- **WORK ORDER**
The entries that follow need to be retyped verbatim.

RECORDS PROVIDED START

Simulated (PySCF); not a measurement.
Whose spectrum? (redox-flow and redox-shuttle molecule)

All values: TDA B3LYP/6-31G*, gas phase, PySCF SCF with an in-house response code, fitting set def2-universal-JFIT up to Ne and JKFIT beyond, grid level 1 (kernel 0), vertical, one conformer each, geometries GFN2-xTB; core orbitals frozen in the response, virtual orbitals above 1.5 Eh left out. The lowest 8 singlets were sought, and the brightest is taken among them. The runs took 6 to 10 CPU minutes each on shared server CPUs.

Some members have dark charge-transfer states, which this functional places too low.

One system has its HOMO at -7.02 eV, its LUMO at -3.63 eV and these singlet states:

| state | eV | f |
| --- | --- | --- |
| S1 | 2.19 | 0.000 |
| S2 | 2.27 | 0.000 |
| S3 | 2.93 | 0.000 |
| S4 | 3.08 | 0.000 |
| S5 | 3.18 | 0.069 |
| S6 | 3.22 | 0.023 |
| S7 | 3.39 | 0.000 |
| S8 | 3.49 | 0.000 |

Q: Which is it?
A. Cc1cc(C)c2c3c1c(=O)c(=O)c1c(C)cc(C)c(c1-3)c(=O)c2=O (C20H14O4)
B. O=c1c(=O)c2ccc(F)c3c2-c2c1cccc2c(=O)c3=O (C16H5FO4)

RECORDS PROVIDED END

- **ANSWER BOX**
Simulated (PySCF); not a measurement.
Whose spectrum? (redox-flow and redox-shuttle molecule)

All values: TDA B3LYP/6-31G*, gas phase, PySCF SCF with an in-house response code, fitting set def2-universal-JFIT up to Ne and JKFIT beyond, grid level 1 (kernel 0), vertical, one conformer each, geometries GFN2-xTB; core orbitals frozen in the response, virtual orbitals above 1.5 Eh left out. The lowest 8 singlets were sought, and the brightest is taken among them. The runs took 6 to 10 CPU minutes each on shared server CPUs.

Some members have dark charge-transfer states, which this functional places too low.

One system has its HOMO at -7.02 eV, its LUMO at -3.63 eV and these singlet states:

| state | eV | f |
| --- | --- | --- |
| S1 | 2.19 | 0.000 |
| S2 | 2.27 | 0.000 |
| S3 | 2.93 | 0.000 |
| S4 | 3.08 | 0.000 |
| S5 | 3.18 | 0.069 |
| S6 | 3.22 | 0.023 |
| S7 | 3.39 | 0.000 |
| S8 | 3.49 | 0.000 |

Q: Which is it?
A. Cc1cc(C)c2c3c1c(=O)c(=O)c1c(C)cc(C)c(c1-3)c(=O)c2=O (C20H14O4)
B. O=c1c(=O)c2ccc(F)c3c2-c2c1cccc2c(=O)c3=O (C16H5FO4)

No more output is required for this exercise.